::::
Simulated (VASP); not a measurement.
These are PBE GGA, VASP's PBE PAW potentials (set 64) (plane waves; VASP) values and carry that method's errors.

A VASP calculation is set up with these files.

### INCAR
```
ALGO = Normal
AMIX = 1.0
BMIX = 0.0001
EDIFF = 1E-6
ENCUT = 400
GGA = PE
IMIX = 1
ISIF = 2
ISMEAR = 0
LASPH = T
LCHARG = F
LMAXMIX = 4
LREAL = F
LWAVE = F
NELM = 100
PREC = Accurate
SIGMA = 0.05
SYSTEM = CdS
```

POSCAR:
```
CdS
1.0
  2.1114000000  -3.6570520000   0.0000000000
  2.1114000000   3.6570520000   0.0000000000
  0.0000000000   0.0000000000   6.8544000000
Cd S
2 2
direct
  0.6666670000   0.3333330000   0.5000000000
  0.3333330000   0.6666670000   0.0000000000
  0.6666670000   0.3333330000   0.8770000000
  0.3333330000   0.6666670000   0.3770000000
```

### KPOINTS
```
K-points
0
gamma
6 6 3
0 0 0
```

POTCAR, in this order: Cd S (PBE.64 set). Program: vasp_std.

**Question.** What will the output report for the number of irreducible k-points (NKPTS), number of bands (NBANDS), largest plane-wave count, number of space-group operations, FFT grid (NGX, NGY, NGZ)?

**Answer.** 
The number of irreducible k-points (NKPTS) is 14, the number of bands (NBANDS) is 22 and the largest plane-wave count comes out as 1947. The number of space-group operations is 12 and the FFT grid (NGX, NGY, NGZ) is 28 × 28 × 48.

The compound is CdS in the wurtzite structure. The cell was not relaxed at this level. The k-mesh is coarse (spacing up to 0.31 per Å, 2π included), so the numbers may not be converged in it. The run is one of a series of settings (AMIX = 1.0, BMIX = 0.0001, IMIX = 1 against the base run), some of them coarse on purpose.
::::

WORK REQUEST – Copy out the data above word for word, starting at its first line and ending with the line that contains "The number of irreducible k-points (NKPTS) is".

EXERCISE SOLUTION –
Simulated (VASP); not a measurement.
These are PBE GGA, VASP's PBE PAW potentials (set 64) (plane waves; VASP) values and carry that method's errors.

A VASP calculation is set up with these files.

### INCAR
```
ALGO = Normal
AMIX = 1.0
BMIX = 0.0001
EDIFF = 1E-6
ENCUT = 400
GGA = PE
IMIX = 1
ISIF = 2
ISMEAR = 0
LASPH = T
LCHARG = F
LMAXMIX = 4
LREAL = F
LWAVE = F
NELM = 100
PREC = Accurate
SIGMA = 0.05
SYSTEM = CdS
```

POSCAR:
```
CdS
1.0
  2.1114000000  -3.6570520000   0.0000000000
  2.1114000000   3.6570520000   0.0000000000
  0.0000000000   0.0000000000   6.8544000000
Cd S
2 2
direct
  0.6666670000   0.3333330000   0.5000000000
  0.3333330000   0.6666670000   0.0000000000
  0.6666670000   0.3333330000   0.8770000000
  0.3333330000   0.6666670000   0.3770000000
```

### KPOINTS
```
K-points
0
gamma
6 6 3
0 0 0
```

POTCAR, in this order: Cd S (PBE.64 set). Program: vasp_std.

**Question.** What will the output report for the number of irreducible k-points (NKPTS), number of bands (NBANDS), largest plane-wave count, number of space-group operations, FFT grid (NGX, NGY, NGZ)?

**Answer.** 
The number of irreducible k-points (NKPTS) is 14, the number of bands (NBANDS) is 22 and the largest plane-wave count comes out as 1947. The number of space-group operations is 12 and the FFT grid (NGX, NGY, NGZ) is 28 × 28 × 48.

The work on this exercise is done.